WORK REQUEST: As the answer, set down the lines below from the one containing "### Step 1. The relaxed structure" through the one containing "Atoms are counted", exactly and inclusively, and no others.

[Start of section]

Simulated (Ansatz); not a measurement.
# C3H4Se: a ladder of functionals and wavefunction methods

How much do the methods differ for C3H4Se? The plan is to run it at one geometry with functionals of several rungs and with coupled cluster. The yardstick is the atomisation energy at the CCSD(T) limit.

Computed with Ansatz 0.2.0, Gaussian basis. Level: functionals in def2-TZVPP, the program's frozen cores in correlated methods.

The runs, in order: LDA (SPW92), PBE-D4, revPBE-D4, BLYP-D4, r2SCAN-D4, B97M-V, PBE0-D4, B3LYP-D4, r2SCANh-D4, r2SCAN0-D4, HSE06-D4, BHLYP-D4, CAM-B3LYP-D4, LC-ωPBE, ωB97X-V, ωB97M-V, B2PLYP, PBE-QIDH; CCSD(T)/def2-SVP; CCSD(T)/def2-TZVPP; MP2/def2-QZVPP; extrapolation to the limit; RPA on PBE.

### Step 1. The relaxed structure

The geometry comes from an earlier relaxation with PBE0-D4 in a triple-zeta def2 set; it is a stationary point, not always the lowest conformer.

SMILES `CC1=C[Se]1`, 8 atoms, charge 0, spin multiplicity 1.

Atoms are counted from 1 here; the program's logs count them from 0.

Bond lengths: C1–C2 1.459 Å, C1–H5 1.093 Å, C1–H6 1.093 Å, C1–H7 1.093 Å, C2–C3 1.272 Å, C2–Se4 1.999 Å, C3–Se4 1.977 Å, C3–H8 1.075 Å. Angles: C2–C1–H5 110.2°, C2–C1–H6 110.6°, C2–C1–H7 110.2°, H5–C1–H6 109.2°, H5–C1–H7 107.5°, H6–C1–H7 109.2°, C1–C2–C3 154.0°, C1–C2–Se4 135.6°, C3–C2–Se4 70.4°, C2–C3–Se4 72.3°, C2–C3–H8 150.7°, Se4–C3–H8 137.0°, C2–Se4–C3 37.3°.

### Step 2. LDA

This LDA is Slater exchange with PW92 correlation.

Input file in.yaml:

[End of section]

RESULT:
### Step 1. The relaxed structure

The geometry comes from an earlier relaxation with PBE0-D4 in a triple-zeta def2 set; it is a stationary point, not always the lowest conformer.

SMILES `CC1=C[Se]1`, 8 atoms, charge 0, spin multiplicity 1.

Atoms are counted from 1 here; the program's logs count them from 0.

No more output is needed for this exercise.